WORK ORDER:
Only one portion of the data is to be written out: from the line bearing "One table from" through the line bearing "To be run: UHF;". Write it exactly as it appears.

☆ ☆ ☆ ☆
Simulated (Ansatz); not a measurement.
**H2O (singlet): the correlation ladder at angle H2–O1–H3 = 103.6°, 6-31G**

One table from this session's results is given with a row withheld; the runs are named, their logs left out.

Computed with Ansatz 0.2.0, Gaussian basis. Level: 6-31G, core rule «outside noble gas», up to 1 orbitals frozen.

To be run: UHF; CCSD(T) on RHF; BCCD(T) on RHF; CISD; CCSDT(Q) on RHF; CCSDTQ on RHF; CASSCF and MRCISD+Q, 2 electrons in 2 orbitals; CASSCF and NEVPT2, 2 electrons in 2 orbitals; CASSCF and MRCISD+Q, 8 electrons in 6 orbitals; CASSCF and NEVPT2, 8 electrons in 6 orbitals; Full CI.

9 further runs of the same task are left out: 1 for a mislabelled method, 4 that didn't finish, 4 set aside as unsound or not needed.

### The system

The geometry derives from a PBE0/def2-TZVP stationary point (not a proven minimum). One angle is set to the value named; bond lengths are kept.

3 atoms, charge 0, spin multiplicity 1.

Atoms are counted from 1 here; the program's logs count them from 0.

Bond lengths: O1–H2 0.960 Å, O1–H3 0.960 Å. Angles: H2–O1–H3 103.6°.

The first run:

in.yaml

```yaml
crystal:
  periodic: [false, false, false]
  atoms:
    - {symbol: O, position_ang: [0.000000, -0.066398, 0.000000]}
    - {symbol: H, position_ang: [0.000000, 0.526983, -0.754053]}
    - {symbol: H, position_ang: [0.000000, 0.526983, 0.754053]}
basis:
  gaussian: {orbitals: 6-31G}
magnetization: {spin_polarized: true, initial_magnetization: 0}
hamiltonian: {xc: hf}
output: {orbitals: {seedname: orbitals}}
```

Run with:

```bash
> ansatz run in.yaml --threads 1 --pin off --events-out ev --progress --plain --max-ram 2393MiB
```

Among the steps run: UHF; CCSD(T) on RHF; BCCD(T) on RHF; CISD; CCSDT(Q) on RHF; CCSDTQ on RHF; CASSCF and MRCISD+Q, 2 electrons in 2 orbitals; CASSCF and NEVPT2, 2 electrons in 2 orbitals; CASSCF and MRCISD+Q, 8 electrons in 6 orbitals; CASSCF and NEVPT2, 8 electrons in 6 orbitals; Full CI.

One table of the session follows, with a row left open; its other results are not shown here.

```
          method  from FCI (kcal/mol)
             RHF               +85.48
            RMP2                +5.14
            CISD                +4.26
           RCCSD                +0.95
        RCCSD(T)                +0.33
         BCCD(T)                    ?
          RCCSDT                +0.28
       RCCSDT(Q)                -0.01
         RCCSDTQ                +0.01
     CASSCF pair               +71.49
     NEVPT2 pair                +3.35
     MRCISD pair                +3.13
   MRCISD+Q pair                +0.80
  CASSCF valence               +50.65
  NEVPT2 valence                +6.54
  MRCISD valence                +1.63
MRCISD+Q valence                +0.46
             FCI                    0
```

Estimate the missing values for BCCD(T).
☆ ☆ ☆ ☆

RESPONSE:
One table from this session's results is given with a row withheld; the runs are named, their logs left out.

Computed with Ansatz 0.2.0, Gaussian basis. Level: 6-31G, core rule «outside noble gas», up to 1 orbitals frozen.

To be run: UHF; CCSD(T) on RHF; BCCD(T) on RHF; CISD; CCSDT(Q) on RHF; CCSDTQ on RHF; CASSCF and MRCISD+Q, 2 electrons in 2 orbitals; CASSCF and NEVPT2, 2 electrons in 2 orbitals; CASSCF and MRCISD+Q, 8 electrons in 6 orbitals; CASSCF and NEVPT2, 8 electrons in 6 orbitals; Full CI.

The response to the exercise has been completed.